Dataset extract:
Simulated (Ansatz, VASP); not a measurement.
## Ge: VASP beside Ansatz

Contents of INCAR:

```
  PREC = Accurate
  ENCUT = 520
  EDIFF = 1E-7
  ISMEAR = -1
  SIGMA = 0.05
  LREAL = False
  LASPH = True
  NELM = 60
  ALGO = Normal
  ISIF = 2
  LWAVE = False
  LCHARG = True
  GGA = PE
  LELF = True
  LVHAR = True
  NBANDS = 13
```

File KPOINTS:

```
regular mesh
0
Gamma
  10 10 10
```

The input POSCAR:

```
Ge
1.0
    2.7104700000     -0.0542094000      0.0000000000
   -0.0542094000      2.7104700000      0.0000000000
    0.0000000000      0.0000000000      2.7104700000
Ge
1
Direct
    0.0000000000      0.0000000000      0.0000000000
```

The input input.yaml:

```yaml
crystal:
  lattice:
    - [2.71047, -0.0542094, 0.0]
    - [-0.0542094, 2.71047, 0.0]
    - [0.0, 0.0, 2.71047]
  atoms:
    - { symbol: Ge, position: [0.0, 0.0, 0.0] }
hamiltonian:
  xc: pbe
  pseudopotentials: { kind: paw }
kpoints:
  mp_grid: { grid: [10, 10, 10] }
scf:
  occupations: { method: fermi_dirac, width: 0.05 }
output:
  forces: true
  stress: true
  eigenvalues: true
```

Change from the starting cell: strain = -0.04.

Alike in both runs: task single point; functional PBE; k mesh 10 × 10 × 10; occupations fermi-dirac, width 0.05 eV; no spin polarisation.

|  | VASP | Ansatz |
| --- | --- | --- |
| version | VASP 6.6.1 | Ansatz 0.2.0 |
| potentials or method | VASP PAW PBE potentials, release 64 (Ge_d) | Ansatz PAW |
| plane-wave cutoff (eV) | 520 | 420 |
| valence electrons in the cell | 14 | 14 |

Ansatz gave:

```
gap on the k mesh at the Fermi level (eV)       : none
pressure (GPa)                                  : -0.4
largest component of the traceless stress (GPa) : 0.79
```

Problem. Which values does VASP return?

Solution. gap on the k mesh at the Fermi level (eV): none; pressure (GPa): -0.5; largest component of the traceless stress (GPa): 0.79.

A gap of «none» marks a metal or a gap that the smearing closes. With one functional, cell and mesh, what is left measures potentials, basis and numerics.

Work item: From the first line above through the line that contains "Ansatz 0.2.0 |", quote each line exactly. Output nothing more.

Answer area:
Simulated (Ansatz, VASP); not a measurement.
## Ge: VASP beside Ansatz

Contents of INCAR:

```
  PREC = Accurate
  ENCUT = 520
  EDIFF = 1E-7
  ISMEAR = -1
  SIGMA = 0.05
  LREAL = False
  LASPH = True
  NELM = 60
  ALGO = Normal
  ISIF = 2
  LWAVE = False
  LCHARG = True
  GGA = PE
  LELF = True
  LVHAR = True
  NBANDS = 13
```

File KPOINTS:

```
regular mesh
0
Gamma
  10 10 10
```

The input POSCAR:

```
Ge
1.0
    2.7104700000     -0.0542094000      0.0000000000
   -0.0542094000      2.7104700000      0.0000000000
    0.0000000000      0.0000000000      2.7104700000
Ge
1
Direct
    0.0000000000      0.0000000000      0.0000000000
```

The input input.yaml:

```yaml
crystal:
  lattice:
    - [2.71047, -0.0542094, 0.0]
    - [-0.0542094, 2.71047, 0.0]
    - [0.0, 0.0, 2.71047]
  atoms:
    - { symbol: Ge, position: [0.0, 0.0, 0.0] }
hamiltonian:
  xc: pbe
  pseudopotentials: { kind: paw }
kpoints:
  mp_grid: { grid: [10, 10, 10] }
scf:
  occupations: { method: fermi_dirac, width: 0.05 }
output:
  forces: true
  stress: true
  eigenvalues: true
```

Change from the starting cell: strain = -0.04.

Alike in both runs: task single point; functional PBE; k mesh 10 × 10 × 10; occupations fermi-dirac, width 0.05 eV; no spin polarisation.

|  | VASP | Ansatz |
| --- | --- | --- |
| version | VASP 6.6.1 | Ansatz 0.2.0 |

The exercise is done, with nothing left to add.